■ WORK TASK
The answer must be an exact reproduction of all the entries.

*** RECORD EXCERPTS ***

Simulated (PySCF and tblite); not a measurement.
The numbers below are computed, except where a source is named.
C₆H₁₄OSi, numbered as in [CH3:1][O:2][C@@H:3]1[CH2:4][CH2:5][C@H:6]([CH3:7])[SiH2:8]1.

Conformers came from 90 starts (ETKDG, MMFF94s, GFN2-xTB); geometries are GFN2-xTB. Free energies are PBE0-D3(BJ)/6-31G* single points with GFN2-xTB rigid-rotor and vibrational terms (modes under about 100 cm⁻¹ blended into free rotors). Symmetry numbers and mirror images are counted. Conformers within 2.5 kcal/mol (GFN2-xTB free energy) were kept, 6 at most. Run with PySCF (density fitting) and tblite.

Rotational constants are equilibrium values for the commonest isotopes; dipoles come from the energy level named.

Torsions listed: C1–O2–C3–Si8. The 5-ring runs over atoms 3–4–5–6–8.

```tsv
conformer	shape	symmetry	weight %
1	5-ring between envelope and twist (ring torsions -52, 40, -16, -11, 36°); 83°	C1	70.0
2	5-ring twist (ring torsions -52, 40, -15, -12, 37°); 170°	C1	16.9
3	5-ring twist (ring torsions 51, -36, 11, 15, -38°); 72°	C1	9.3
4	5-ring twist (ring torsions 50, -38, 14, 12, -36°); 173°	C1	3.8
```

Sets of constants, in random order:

*** End of RECORD EXCERPTS ***

■ EXERCISE RESULT
Simulated (PySCF and tblite); not a measurement.
The numbers below are computed, except where a source is named.
C₆H₁₄OSi, numbered as in [CH3:1][O:2][C@@H:3]1[CH2:4][CH2:5][C@H:6]([CH3:7])[SiH2:8]1.

Conformers came from 90 starts (ETKDG, MMFF94s, GFN2-xTB); geometries are GFN2-xTB. Free energies are PBE0-D3(BJ)/6-31G* single points with GFN2-xTB rigid-rotor and vibrational terms (modes under about 100 cm⁻¹ blended into free rotors). Symmetry numbers and mirror images are counted. Conformers within 2.5 kcal/mol (GFN2-xTB free energy) were kept, 6 at most. Run with PySCF (density fitting) and tblite.

Rotational constants are equilibrium values for the commonest isotopes; dipoles come from the energy level named.

Torsions listed: C1–O2–C3–Si8. The 5-ring runs over atoms 3–4–5–6–8.

```tsv
conformer	shape	symmetry	weight %
1	5-ring between envelope and twist (ring torsions -52, 40, -16, -11, 36°); 83°	C1	70.0
2	5-ring twist (ring torsions -52, 40, -15, -12, 37°); 170°	C1	16.9
3	5-ring twist (ring torsions 51, -36, 11, 15, -38°); 72°	C1	9.3
4	5-ring twist (ring torsions 50, -38, 14, 12, -36°); 173°	C1	3.8
```

Sets of constants, in random order:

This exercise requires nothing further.